**Data excerpts**
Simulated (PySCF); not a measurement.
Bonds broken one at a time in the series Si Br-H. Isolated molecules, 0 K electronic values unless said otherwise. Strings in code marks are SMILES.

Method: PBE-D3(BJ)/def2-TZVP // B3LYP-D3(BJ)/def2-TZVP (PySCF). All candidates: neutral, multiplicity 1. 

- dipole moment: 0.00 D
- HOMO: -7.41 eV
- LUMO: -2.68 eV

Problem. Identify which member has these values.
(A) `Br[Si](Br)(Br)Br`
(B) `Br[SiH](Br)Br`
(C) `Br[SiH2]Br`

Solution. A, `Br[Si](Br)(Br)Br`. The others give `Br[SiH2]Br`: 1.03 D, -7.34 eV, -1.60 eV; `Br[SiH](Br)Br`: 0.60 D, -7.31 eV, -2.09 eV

**Requirement**
What is needed is a word-for-word restatement of all the data.

**Task response**
Simulated (PySCF); not a measurement.
Bonds broken one at a time in the series Si Br-H. Isolated molecules, 0 K electronic values unless said otherwise. Strings in code marks are SMILES.

Method: PBE-D3(BJ)/def2-TZVP // B3LYP-D3(BJ)/def2-TZVP (PySCF). All candidates: neutral, multiplicity 1. 

- dipole moment: 0.00 D
- HOMO: -7.41 eV
- LUMO: -2.68 eV

Problem. Identify which member has these values.
(A) `Br[Si](Br)(Br)Br`
(B) `Br[SiH](Br)Br`
(C) `Br[SiH2]Br`

Solution. A, `Br[Si](Br)(Br)Br`. The others give `Br[SiH2]Br`: 1.03 D, -7.34 eV, -1.60 eV; `Br[SiH](Br)Br`: 0.60 D, -7.31 eV, -2.09 eV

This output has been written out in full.